## Task item
Below are some records; output all of them exactly.

___

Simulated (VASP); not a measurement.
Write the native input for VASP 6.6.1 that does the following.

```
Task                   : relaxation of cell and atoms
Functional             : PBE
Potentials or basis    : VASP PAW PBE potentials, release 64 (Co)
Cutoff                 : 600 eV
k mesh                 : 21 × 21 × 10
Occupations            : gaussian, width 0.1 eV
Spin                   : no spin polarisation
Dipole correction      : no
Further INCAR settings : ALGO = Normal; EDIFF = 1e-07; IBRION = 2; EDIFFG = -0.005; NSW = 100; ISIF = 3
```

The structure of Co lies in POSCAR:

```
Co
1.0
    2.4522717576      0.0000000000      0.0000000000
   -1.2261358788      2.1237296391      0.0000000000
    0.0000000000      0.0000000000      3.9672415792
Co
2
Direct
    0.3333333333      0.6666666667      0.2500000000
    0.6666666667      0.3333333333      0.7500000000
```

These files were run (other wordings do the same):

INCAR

___

## Task response
Simulated (VASP); not a measurement.
Write the native input for VASP 6.6.1 that does the following.

```
Task                   : relaxation of cell and atoms
Functional             : PBE
Potentials or basis    : VASP PAW PBE potentials, release 64 (Co)
Cutoff                 : 600 eV
k mesh                 : 21 × 21 × 10
Occupations            : gaussian, width 0.1 eV
Spin                   : no spin polarisation
Dipole correction      : no
Further INCAR settings : ALGO = Normal; EDIFF = 1e-07; IBRION = 2; EDIFFG = -0.005; NSW = 100; ISIF = 3
```

The structure of Co lies in POSCAR:

```
Co
1.0
    2.4522717576      0.0000000000      0.0000000000
   -1.2261358788      2.1237296391      0.0000000000
    0.0000000000      0.0000000000      3.9672415792
Co
2
Direct
    0.3333333333      0.6666666667      0.2500000000
    0.6666666667      0.3333333333      0.7500000000
```

These files were run (other wordings do the same):

INCAR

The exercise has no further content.